------------------------------------------------

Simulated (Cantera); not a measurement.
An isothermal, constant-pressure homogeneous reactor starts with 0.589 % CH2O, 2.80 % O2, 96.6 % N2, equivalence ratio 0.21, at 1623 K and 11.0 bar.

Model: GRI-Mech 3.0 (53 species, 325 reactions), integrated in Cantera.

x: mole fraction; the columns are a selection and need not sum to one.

------------------------------------------------

**Task item:** Retype exactly the lines above, from the one with "An isothermal, constant-pressure" through the one with "Model: GRI-Mech 3.0", inclusive.

**Answer section:**
An isothermal, constant-pressure homogeneous reactor starts with 0.589 % CH2O, 2.80 % O2, 96.6 % N2, equivalence ratio 0.21, at 1623 K and 11.0 bar.

Model: GRI-Mech 3.0 (53 species, 325 reactions), integrated in Cantera.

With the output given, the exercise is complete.